• _Work task_: Output the listing below, all of it, exactly as given.

• _Source information_:
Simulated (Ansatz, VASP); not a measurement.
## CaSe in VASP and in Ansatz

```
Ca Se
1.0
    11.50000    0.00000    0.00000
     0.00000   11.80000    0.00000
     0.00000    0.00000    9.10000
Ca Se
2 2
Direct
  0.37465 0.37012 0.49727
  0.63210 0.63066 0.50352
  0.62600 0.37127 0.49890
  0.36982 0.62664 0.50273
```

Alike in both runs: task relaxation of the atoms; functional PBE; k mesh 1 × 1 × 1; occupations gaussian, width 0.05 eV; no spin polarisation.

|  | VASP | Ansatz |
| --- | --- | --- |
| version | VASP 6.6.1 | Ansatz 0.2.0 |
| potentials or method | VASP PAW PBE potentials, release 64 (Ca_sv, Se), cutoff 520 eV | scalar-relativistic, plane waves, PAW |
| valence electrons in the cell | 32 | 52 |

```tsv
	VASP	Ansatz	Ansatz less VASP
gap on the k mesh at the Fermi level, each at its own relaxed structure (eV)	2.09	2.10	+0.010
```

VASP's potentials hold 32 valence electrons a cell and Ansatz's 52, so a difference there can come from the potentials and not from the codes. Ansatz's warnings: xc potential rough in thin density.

• _Written reply_:
Simulated (Ansatz, VASP); not a measurement.
## CaSe in VASP and in Ansatz

```
Ca Se
1.0
    11.50000    0.00000    0.00000
     0.00000   11.80000    0.00000
     0.00000    0.00000    9.10000
Ca Se
2 2
Direct
  0.37465 0.37012 0.49727
  0.63210 0.63066 0.50352
  0.62600 0.37127 0.49890
  0.36982 0.62664 0.50273
```

Alike in both runs: task relaxation of the atoms; functional PBE; k mesh 1 × 1 × 1; occupations gaussian, width 0.05 eV; no spin polarisation.

|  | VASP | Ansatz |
| --- | --- | --- |
| version | VASP 6.6.1 | Ansatz 0.2.0 |
| potentials or method | VASP PAW PBE potentials, release 64 (Ca_sv, Se), cutoff 520 eV | scalar-relativistic, plane waves, PAW |
| valence electrons in the cell | 32 | 52 |

```tsv
	VASP	Ansatz	Ansatz less VASP
gap on the k mesh at the Fermi level, each at its own relaxed structure (eV)	2.09	2.10	+0.010
```

VASP's potentials hold 32 valence electrons a cell and Ansatz's 52, so a difference there can come from the potentials and not from the codes. Ansatz's warnings: xc potential rough in thin density.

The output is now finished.